> [Entries provided]
================
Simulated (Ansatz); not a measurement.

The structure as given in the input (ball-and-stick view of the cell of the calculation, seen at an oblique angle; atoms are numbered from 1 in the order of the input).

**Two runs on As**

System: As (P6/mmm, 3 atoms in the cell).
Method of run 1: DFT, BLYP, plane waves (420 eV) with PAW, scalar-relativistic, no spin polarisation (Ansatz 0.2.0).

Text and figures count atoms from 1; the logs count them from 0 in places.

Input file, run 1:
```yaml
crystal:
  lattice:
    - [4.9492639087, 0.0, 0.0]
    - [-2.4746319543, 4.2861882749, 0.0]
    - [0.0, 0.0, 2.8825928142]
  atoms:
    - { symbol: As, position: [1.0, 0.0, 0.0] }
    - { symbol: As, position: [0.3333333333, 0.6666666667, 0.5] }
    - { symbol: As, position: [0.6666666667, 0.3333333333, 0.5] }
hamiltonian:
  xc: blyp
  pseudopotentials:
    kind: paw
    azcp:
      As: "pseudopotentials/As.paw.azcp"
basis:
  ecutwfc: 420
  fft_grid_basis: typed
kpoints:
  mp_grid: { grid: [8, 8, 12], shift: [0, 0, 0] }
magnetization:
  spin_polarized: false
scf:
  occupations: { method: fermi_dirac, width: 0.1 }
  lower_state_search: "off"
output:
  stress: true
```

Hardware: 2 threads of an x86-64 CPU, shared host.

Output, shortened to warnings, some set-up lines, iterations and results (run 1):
================

> [Assignment]
Which lines run from the one holding "Text and figures" through the one holding "Hardware: 2 threads" in the records above? Repeat them exactly, both included, and nothing more.

> [Response]
Text and figures count atoms from 1; the logs count them from 0 in places.

Input file, run 1:
```yaml
crystal:
  lattice:
    - [4.9492639087, 0.0, 0.0]
    - [-2.4746319543, 4.2861882749, 0.0]
    - [0.0, 0.0, 2.8825928142]
  atoms:
    - { symbol: As, position: [1.0, 0.0, 0.0] }
    - { symbol: As, position: [0.3333333333, 0.6666666667, 0.5] }
    - { symbol: As, position: [0.6666666667, 0.3333333333, 0.5] }
hamiltonian:
  xc: blyp
  pseudopotentials:
    kind: paw
    azcp:
      As: "pseudopotentials/As.paw.azcp"
basis:
  ecutwfc: 420
  fft_grid_basis: typed
kpoints:
  mp_grid: { grid: [8, 8, 12], shift: [0, 0, 0] }
magnetization:
  spin_polarized: false
scf:
  occupations: { method: fermi_dirac, width: 0.1 }
  lower_state_search: "off"
output:
  stress: true
```

Hardware: 2 threads of an x86-64 CPU, shared host.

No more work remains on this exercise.